....
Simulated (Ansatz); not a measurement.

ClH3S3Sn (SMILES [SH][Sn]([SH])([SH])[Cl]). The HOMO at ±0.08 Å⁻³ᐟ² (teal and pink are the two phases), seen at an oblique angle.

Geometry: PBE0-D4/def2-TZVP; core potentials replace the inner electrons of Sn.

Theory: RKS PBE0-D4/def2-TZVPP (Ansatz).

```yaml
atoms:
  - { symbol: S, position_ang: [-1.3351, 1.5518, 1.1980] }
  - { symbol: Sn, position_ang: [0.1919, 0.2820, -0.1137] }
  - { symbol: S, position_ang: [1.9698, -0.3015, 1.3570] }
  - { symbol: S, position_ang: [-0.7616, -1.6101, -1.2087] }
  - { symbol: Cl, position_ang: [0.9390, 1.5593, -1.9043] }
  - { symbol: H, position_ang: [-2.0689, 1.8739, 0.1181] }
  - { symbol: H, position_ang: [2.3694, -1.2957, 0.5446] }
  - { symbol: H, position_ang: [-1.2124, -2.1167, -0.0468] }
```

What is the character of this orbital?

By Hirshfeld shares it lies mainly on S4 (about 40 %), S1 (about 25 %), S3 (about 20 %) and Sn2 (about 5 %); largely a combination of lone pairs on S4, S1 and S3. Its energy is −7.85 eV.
....

* [Work request] Write out, exactly and with nothing else, the lines of the listing above from its first line through the line with "What is the character of this orbital?".

* [Your response]
Simulated (Ansatz); not a measurement.

ClH3S3Sn (SMILES [SH][Sn]([SH])([SH])[Cl]). The HOMO at ±0.08 Å⁻³ᐟ² (teal and pink are the two phases), seen at an oblique angle.

Geometry: PBE0-D4/def2-TZVP; core potentials replace the inner electrons of Sn.

Theory: RKS PBE0-D4/def2-TZVPP (Ansatz).

```yaml
atoms:
  - { symbol: S, position_ang: [-1.3351, 1.5518, 1.1980] }
  - { symbol: Sn, position_ang: [0.1919, 0.2820, -0.1137] }
  - { symbol: S, position_ang: [1.9698, -0.3015, 1.3570] }
  - { symbol: S, position_ang: [-0.7616, -1.6101, -1.2087] }
  - { symbol: Cl, position_ang: [0.9390, 1.5593, -1.9043] }
  - { symbol: H, position_ang: [-2.0689, 1.8739, 0.1181] }
  - { symbol: H, position_ang: [2.3694, -1.2957, 0.5446] }
  - { symbol: H, position_ang: [-1.2124, -2.1167, -0.0468] }
```

What is the character of this orbital?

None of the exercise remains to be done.